**Activity**
Each record, exactly as written, should be printed again.

##### Extracted entries #####

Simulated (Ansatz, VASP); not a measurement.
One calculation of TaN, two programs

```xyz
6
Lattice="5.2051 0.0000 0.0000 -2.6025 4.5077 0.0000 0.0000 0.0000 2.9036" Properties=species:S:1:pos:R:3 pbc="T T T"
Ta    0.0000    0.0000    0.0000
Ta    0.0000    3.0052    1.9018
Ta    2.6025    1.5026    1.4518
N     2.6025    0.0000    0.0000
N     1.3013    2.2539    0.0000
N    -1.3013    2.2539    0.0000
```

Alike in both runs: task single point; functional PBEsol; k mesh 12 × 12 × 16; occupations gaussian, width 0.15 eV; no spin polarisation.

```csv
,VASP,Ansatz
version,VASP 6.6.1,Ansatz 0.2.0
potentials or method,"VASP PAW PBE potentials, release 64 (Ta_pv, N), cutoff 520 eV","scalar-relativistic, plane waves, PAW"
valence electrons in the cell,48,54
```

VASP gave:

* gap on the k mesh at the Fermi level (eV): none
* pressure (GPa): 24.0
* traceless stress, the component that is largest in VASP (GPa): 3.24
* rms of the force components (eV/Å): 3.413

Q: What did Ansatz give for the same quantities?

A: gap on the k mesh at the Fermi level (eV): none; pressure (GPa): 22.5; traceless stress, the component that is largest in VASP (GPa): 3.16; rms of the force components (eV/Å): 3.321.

#####

**Response box**
Simulated (Ansatz, VASP); not a measurement.
One calculation of TaN, two programs

```xyz
6
Lattice="5.2051 0.0000 0.0000 -2.6025 4.5077 0.0000 0.0000 0.0000 2.9036" Properties=species:S:1:pos:R:3 pbc="T T T"
Ta    0.0000    0.0000    0.0000
Ta    0.0000    3.0052    1.9018
Ta    2.6025    1.5026    1.4518
N     2.6025    0.0000    0.0000
N     1.3013    2.2539    0.0000
N    -1.3013    2.2539    0.0000
```

Alike in both runs: task single point; functional PBEsol; k mesh 12 × 12 × 16; occupations gaussian, width 0.15 eV; no spin polarisation.

```csv
,VASP,Ansatz
version,VASP 6.6.1,Ansatz 0.2.0
potentials or method,"VASP PAW PBE potentials, release 64 (Ta_pv, N), cutoff 520 eV","scalar-relativistic, plane waves, PAW"
valence electrons in the cell,48,54
```

VASP gave:

* gap on the k mesh at the Fermi level (eV): none
* pressure (GPa): 24.0
* traceless stress, the component that is largest in VASP (GPa): 3.24
* rms of the force components (eV/Å): 3.413

Q: What did Ansatz give for the same quantities?

A: gap on the k mesh at the Fermi level (eV): none; pressure (GPa): 22.5; traceless stress, the component that is largest in VASP (GPa): 3.16; rms of the force components (eV/Å): 3.321.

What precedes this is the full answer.